▶ **Work item**
As the lines appear below, please set them down exactly, starting at the first and finishing with the one containing "of the input).".

-----
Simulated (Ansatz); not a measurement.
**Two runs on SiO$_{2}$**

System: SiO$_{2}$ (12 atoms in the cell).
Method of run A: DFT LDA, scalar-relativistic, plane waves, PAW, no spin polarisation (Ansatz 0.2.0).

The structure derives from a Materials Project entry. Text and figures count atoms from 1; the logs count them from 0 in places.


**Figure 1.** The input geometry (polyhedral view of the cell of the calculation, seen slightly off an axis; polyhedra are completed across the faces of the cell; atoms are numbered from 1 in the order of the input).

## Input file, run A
-----

▶ **Written reply**
Simulated (Ansatz); not a measurement.
**Two runs on SiO$_{2}$**

System: SiO$_{2}$ (12 atoms in the cell).
Method of run A: DFT LDA, scalar-relativistic, plane waves, PAW, no spin polarisation (Ansatz 0.2.0).

The structure derives from a Materials Project entry. Text and figures count atoms from 1; the logs count them from 0 in places.


**Figure 1.** The input geometry (polyhedral view of the cell of the calculation, seen slightly off an axis; polyhedra are completed across the faces of the cell; atoms are numbered from 1 in the order of the input).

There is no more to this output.